● **Data**
#####

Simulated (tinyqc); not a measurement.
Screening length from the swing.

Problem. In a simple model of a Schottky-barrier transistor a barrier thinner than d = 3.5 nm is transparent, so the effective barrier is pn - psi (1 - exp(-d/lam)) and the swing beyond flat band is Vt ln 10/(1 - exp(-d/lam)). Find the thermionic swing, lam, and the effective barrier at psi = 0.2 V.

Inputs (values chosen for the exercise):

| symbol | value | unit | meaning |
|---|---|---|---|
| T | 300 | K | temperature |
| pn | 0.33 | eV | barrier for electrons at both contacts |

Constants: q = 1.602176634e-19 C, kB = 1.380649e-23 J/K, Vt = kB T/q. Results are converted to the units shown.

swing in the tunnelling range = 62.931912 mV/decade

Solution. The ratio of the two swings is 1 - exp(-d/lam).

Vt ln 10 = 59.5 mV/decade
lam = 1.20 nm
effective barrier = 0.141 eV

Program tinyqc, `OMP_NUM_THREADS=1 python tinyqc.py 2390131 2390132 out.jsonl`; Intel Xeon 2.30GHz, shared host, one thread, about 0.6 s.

#####

● **Brief**
Using the records above, copy word for word the line with "Constants: q = 1.602176634e-19", the line with "effective barrier = 0.141 eV", and every line between them.

● **Response**
Constants: q = 1.602176634e-19 C, kB = 1.380649e-23 J/K, Vt = kB T/q. Results are converted to the units shown.

swing in the tunnelling range = 62.931912 mV/decade

Solution. The ratio of the two swings is 1 - exp(-d/lam).

Vt ln 10 = 59.5 mV/decade
lam = 1.20 nm
effective barrier = 0.141 eV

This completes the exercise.